**Work task**
Go through the listing below and reproduce it word for word.

**Given data**
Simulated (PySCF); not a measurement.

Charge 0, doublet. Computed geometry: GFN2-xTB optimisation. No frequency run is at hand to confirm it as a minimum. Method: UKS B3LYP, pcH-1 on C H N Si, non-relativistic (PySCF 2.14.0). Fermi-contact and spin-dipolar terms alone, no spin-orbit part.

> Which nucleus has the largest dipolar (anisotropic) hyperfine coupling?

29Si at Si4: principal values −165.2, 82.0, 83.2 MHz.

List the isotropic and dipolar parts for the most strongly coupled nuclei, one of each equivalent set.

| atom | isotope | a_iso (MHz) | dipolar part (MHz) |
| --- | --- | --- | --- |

**Exercise response**
Simulated (PySCF); not a measurement.

Charge 0, doublet. Computed geometry: GFN2-xTB optimisation. No frequency run is at hand to confirm it as a minimum. Method: UKS B3LYP, pcH-1 on C H N Si, non-relativistic (PySCF 2.14.0). Fermi-contact and spin-dipolar terms alone, no spin-orbit part.

> Which nucleus has the largest dipolar (anisotropic) hyperfine coupling?

29Si at Si4: principal values −165.2, 82.0, 83.2 MHz.

List the isotropic and dipolar parts for the most strongly coupled nuclei, one of each equivalent set.

| atom | isotope | a_iso (MHz) | dipolar part (MHz) |
| --- | --- | --- | --- |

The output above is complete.